Source material -
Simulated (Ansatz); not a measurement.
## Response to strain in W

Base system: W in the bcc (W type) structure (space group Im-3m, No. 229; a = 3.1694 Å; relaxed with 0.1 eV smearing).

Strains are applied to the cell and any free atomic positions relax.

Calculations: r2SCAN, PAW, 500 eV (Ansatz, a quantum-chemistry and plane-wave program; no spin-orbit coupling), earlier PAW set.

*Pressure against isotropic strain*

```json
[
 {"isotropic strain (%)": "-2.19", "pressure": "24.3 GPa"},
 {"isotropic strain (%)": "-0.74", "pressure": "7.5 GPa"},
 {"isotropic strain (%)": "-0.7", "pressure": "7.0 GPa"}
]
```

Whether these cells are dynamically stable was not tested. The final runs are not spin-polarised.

Task item -
In full, transcribe each entry of the material exactly.

Written answer -
Simulated (Ansatz); not a measurement.
## Response to strain in W

Base system: W in the bcc (W type) structure (space group Im-3m, No. 229; a = 3.1694 Å; relaxed with 0.1 eV smearing).

Strains are applied to the cell and any free atomic positions relax.

Calculations: r2SCAN, PAW, 500 eV (Ansatz, a quantum-chemistry and plane-wave program; no spin-orbit coupling), earlier PAW set.

*Pressure against isotropic strain*

```json
[
 {"isotropic strain (%)": "-2.19", "pressure": "24.3 GPa"},
 {"isotropic strain (%)": "-0.74", "pressure": "7.5 GPa"},
 {"isotropic strain (%)": "-0.7", "pressure": "7.0 GPa"}
]
```

Whether these cells are dynamically stable was not tested. The final runs are not spin-polarised.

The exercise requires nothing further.